** Opening Dataset block **

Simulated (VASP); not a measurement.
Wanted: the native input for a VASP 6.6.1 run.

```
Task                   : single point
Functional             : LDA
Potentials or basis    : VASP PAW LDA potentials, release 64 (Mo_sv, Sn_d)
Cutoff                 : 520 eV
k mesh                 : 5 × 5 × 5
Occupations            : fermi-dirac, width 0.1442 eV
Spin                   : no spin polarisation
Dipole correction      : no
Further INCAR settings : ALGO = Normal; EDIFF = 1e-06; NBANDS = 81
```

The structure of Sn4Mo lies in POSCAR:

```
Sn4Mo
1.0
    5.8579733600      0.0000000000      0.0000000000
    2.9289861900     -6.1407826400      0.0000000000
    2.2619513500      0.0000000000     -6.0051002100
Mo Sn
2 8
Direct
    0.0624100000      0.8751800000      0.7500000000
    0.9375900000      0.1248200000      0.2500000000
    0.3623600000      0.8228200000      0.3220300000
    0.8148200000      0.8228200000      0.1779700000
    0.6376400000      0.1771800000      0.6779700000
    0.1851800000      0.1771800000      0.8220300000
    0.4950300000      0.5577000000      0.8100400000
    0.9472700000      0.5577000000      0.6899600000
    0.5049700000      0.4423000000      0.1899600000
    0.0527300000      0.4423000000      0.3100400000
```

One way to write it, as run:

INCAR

** Closing Dataset block **

* **Action item**: Each line of the data should be given back exactly.

* **Answer space**:
Simulated (VASP); not a measurement.
Wanted: the native input for a VASP 6.6.1 run.

```
Task                   : single point
Functional             : LDA
Potentials or basis    : VASP PAW LDA potentials, release 64 (Mo_sv, Sn_d)
Cutoff                 : 520 eV
k mesh                 : 5 × 5 × 5
Occupations            : fermi-dirac, width 0.1442 eV
Spin                   : no spin polarisation
Dipole correction      : no
Further INCAR settings : ALGO = Normal; EDIFF = 1e-06; NBANDS = 81
```

The structure of Sn4Mo lies in POSCAR:

```
Sn4Mo
1.0
    5.8579733600      0.0000000000      0.0000000000
    2.9289861900     -6.1407826400      0.0000000000
    2.2619513500      0.0000000000     -6.0051002100
Mo Sn
2 8
Direct
    0.0624100000      0.8751800000      0.7500000000
    0.9375900000      0.1248200000      0.2500000000
    0.3623600000      0.8228200000      0.3220300000
    0.8148200000      0.8228200000      0.1779700000
    0.6376400000      0.1771800000      0.6779700000
    0.1851800000      0.1771800000      0.8220300000
    0.4950300000      0.5577000000      0.8100400000
    0.9472700000      0.5577000000      0.6899600000
    0.5049700000      0.4423000000      0.1899600000
    0.0527300000      0.4423000000      0.3100400000
```

One way to write it, as run:

INCAR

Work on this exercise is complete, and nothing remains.